▶ _WORK TASK_
All of the data below is to be copied again without changes.

GIVEN DATA: Begin
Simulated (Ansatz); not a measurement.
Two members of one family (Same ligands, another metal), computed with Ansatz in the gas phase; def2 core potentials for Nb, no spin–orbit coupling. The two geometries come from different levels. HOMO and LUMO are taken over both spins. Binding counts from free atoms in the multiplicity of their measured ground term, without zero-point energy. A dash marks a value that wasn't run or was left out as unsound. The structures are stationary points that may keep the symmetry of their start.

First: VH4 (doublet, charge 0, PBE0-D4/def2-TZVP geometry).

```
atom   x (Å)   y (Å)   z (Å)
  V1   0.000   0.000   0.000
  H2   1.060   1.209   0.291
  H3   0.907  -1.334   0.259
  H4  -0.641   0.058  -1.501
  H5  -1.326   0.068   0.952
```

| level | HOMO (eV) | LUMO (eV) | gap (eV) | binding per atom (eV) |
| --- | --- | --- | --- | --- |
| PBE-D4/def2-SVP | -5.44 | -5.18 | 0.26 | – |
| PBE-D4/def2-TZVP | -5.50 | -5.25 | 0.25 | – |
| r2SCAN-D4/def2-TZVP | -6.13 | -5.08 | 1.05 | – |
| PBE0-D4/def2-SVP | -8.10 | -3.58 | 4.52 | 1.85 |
GIVEN DATA: End

▶ _EXERCISE ANSWER_
Simulated (Ansatz); not a measurement.
Two members of one family (Same ligands, another metal), computed with Ansatz in the gas phase; def2 core potentials for Nb, no spin–orbit coupling. The two geometries come from different levels. HOMO and LUMO are taken over both spins. Binding counts from free atoms in the multiplicity of their measured ground term, without zero-point energy. A dash marks a value that wasn't run or was left out as unsound. The structures are stationary points that may keep the symmetry of their start.

First: VH4 (doublet, charge 0, PBE0-D4/def2-TZVP geometry).

```
atom   x (Å)   y (Å)   z (Å)
  V1   0.000   0.000   0.000
  H2   1.060   1.209   0.291
  H3   0.907  -1.334   0.259
  H4  -0.641   0.058  -1.501
  H5  -1.326   0.068   0.952
```

| level | HOMO (eV) | LUMO (eV) | gap (eV) | binding per atom (eV) |
| --- | --- | --- | --- | --- |
| PBE-D4/def2-SVP | -5.44 | -5.18 | 0.26 | – |
| PBE-D4/def2-TZVP | -5.50 | -5.25 | 0.25 | – |
| r2SCAN-D4/def2-TZVP | -6.13 | -5.08 | 1.05 | – |
| PBE0-D4/def2-SVP | -8.10 | -3.58 | 4.52 | 1.85 |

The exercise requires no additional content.